Restate word for word every line from the top of the data below down through the line that holds "Computed with LDA".

◇ ◇ ◇
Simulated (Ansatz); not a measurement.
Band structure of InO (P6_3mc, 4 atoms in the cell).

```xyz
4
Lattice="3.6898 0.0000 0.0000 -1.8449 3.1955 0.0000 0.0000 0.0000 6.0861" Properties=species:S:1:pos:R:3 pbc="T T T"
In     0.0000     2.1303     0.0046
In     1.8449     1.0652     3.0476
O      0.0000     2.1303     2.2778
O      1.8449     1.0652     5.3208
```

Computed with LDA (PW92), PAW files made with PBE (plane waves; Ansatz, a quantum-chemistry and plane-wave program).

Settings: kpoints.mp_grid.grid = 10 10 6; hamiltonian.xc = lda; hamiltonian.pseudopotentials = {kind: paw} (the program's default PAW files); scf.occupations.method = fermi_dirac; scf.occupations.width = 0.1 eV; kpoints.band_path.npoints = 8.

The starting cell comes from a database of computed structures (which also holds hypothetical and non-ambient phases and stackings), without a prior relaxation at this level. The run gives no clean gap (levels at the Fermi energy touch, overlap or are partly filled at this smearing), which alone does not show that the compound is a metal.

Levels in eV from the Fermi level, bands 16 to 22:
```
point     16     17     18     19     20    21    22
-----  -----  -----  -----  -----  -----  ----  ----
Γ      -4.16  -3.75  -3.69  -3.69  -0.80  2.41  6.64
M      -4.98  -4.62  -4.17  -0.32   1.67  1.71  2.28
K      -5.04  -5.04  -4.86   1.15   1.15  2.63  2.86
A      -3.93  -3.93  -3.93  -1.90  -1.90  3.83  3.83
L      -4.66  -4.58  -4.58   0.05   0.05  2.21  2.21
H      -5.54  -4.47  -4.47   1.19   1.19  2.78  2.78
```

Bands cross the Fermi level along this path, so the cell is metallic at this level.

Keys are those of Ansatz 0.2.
◇ ◇ ◇

◆ REPLY ◆
Simulated (Ansatz); not a measurement.
Band structure of InO (P6_3mc, 4 atoms in the cell).

```xyz
4
Lattice="3.6898 0.0000 0.0000 -1.8449 3.1955 0.0000 0.0000 0.0000 6.0861" Properties=species:S:1:pos:R:3 pbc="T T T"
In     0.0000     2.1303     0.0046
In     1.8449     1.0652     3.0476
O      0.0000     2.1303     2.2778
O      1.8449     1.0652     5.3208
```

Computed with LDA (PW92), PAW files made with PBE (plane waves; Ansatz, a quantum-chemistry and plane-wave program).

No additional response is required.